Nothing should be left out: repeat all the data exactly.

#### SOURCE MATERIAL
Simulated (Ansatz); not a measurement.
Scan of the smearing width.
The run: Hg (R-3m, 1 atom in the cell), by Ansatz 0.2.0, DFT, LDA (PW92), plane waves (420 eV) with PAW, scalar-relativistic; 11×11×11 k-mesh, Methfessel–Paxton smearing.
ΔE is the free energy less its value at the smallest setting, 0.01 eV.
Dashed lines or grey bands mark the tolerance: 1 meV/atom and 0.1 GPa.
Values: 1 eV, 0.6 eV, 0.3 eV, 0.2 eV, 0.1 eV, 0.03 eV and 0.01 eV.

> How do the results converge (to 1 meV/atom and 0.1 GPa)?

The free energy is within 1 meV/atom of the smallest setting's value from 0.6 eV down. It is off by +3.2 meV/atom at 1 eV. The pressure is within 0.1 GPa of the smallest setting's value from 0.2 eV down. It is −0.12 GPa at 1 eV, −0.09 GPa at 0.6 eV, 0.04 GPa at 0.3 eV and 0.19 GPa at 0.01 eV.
########

**EXERCISE SOLUTION**
Simulated (Ansatz); not a measurement.
Scan of the smearing width.
The run: Hg (R-3m, 1 atom in the cell), by Ansatz 0.2.0, DFT, LDA (PW92), plane waves (420 eV) with PAW, scalar-relativistic; 11×11×11 k-mesh, Methfessel–Paxton smearing.
ΔE is the free energy less its value at the smallest setting, 0.01 eV.
Dashed lines or grey bands mark the tolerance: 1 meV/atom and 0.1 GPa.
Values: 1 eV, 0.6 eV, 0.3 eV, 0.2 eV, 0.1 eV, 0.03 eV and 0.01 eV.

> How do the results converge (to 1 meV/atom and 0.1 GPa)?

The free energy is within 1 meV/atom of the smallest setting's value from 0.6 eV down. It is off by +3.2 meV/atom at 1 eV. The pressure is within 0.1 GPa of the smallest setting's value from 0.2 eV down. It is −0.12 GPa at 1 eV, −0.09 GPa at 0.6 eV, 0.04 GPa at 0.3 eV and 0.19 GPa at 0.01 eV.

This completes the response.